MATERIAL PROVIDED =>
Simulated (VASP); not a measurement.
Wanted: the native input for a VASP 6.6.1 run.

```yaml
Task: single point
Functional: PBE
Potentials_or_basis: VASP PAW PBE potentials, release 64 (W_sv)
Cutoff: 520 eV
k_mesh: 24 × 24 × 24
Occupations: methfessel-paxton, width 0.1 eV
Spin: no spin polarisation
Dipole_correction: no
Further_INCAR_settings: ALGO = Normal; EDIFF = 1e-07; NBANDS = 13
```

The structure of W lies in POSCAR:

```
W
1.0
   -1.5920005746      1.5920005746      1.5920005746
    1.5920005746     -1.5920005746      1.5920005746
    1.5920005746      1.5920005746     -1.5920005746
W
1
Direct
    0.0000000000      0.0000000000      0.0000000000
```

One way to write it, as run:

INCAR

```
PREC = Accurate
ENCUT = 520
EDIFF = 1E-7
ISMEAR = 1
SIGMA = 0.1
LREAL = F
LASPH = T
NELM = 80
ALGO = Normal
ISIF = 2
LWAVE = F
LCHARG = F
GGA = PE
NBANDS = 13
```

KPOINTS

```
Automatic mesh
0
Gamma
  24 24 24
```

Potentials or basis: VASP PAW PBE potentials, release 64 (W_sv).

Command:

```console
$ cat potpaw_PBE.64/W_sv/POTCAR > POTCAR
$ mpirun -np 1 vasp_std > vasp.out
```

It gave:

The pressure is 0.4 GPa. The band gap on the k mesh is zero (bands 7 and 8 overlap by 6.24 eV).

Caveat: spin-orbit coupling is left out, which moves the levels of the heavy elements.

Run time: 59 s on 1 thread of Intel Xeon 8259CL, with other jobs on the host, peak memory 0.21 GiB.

WORK ORDER =>
Working from the material above, retype exactly the lines from the one with "Potentials or basis: VASP" through the one with "Caveat: spin-orbit coupling", both included, and only those lines.

TASK RESULT =>
Potentials or basis: VASP PAW PBE potentials, release 64 (W_sv).

Command:

```console
$ cat potpaw_PBE.64/W_sv/POTCAR > POTCAR
$ mpirun -np 1 vasp_std > vasp.out
```

It gave:

The pressure is 0.4 GPa. The band gap on the k mesh is zero (bands 7 and 8 overlap by 6.24 eV).

Caveat: spin-orbit coupling is left out, which moves the levels of the heavy elements.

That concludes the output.